*Brief:* Could you copy, exactly as written, every line from the first line of the records through the one containing "Task: How do"?

+++ Input data +++
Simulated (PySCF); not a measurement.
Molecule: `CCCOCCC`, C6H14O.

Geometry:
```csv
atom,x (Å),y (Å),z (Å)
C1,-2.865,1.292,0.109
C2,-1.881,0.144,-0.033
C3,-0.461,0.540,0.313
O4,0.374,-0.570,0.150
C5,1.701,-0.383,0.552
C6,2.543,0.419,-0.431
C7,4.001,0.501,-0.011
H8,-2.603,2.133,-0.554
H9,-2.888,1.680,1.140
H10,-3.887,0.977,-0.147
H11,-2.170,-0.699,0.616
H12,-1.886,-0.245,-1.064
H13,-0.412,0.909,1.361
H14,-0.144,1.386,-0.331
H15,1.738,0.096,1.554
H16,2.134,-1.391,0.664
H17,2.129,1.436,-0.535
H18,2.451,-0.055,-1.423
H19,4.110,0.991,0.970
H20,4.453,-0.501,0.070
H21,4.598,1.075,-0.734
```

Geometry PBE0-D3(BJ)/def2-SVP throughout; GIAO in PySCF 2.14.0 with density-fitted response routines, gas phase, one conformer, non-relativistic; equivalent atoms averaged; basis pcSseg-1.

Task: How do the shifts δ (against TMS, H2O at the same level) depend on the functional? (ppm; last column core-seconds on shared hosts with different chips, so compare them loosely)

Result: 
+++

*Answer box:*
Simulated (PySCF); not a measurement.
Molecule: `CCCOCCC`, C6H14O.

Geometry:
```csv
atom,x (Å),y (Å),z (Å)
C1,-2.865,1.292,0.109
C2,-1.881,0.144,-0.033
C3,-0.461,0.540,0.313
O4,0.374,-0.570,0.150
C5,1.701,-0.383,0.552
C6,2.543,0.419,-0.431
C7,4.001,0.501,-0.011
H8,-2.603,2.133,-0.554
H9,-2.888,1.680,1.140
H10,-3.887,0.977,-0.147
H11,-2.170,-0.699,0.616
H12,-1.886,-0.245,-1.064
H13,-0.412,0.909,1.361
H14,-0.144,1.386,-0.331
H15,1.738,0.096,1.554
H16,2.134,-1.391,0.664
H17,2.129,1.436,-0.535
H18,2.451,-0.055,-1.423
H19,4.110,0.991,0.970
H20,4.453,-0.501,0.070
H21,4.598,1.075,-0.734
```

Geometry PBE0-D3(BJ)/def2-SVP throughout; GIAO in PySCF 2.14.0 with density-fitted response routines, gas phase, one conformer, non-relativistic; equivalent atoms averaged; basis pcSseg-1.

Task: How do the shifts δ (against TMS, H2O at the same level) depend on the functional? (ppm; last column core-seconds on shared hosts with different chips, so compare them loosely)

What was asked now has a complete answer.